■ ASSIGNED TASK ■
Repeat exactly the lines from the start of the records below through the line that contains "A. level PBE;", including both.

■ RECORD EXCERPTS ■
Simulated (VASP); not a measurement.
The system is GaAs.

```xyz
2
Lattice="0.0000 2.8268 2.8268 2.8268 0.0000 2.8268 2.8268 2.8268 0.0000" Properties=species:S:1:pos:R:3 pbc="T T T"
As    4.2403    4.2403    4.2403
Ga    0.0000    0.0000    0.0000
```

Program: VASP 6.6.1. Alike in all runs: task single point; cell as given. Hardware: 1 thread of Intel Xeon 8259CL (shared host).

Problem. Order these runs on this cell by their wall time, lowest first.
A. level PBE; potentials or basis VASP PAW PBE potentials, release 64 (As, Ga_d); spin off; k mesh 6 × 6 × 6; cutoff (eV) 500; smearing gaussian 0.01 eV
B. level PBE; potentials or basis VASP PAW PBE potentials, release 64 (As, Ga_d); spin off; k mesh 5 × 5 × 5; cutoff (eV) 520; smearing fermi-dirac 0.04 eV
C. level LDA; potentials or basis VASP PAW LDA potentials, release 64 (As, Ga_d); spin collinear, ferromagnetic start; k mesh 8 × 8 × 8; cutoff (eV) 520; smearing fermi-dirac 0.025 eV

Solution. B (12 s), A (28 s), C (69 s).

■ TASK RESPONSE ■
Simulated (VASP); not a measurement.
The system is GaAs.

```xyz
2
Lattice="0.0000 2.8268 2.8268 2.8268 0.0000 2.8268 2.8268 2.8268 0.0000" Properties=species:S:1:pos:R:3 pbc="T T T"
As    4.2403    4.2403    4.2403
Ga    0.0000    0.0000    0.0000
```

Program: VASP 6.6.1. Alike in all runs: task single point; cell as given. Hardware: 1 thread of Intel Xeon 8259CL (shared host).

Problem. Order these runs on this cell by their wall time, lowest first.
A. level PBE; potentials or basis VASP PAW PBE potentials, release 64 (As, Ga_d); spin off; k mesh 6 × 6 × 6; cutoff (eV) 500; smearing gaussian 0.01 eV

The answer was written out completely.